(INFORMATION GIVEN Opens)

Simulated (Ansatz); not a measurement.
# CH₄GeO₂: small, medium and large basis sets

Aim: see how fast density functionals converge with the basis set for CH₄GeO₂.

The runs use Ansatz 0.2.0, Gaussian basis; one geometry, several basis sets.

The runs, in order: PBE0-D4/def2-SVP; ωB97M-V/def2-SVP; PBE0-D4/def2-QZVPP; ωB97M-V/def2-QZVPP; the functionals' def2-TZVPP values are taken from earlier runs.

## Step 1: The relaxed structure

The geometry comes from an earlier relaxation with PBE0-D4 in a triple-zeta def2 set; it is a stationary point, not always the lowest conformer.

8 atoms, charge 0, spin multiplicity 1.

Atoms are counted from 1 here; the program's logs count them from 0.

(INFORMATION GIVEN Closes)

**REQUIREMENT**
Keeping each word as given, write out the material above.

**ANSWER SECTION**
Simulated (Ansatz); not a measurement.
# CH₄GeO₂: small, medium and large basis sets

Aim: see how fast density functionals converge with the basis set for CH₄GeO₂.

The runs use Ansatz 0.2.0, Gaussian basis; one geometry, several basis sets.

The runs, in order: PBE0-D4/def2-SVP; ωB97M-V/def2-SVP; PBE0-D4/def2-QZVPP; ωB97M-V/def2-QZVPP; the functionals' def2-TZVPP values are taken from earlier runs.

## Step 1: The relaxed structure

The geometry comes from an earlier relaxation with PBE0-D4 in a triple-zeta def2 set; it is a stationary point, not always the lowest conformer.

8 atoms, charge 0, spin multiplicity 1.

Atoms are counted from 1 here; the program's logs count them from 0.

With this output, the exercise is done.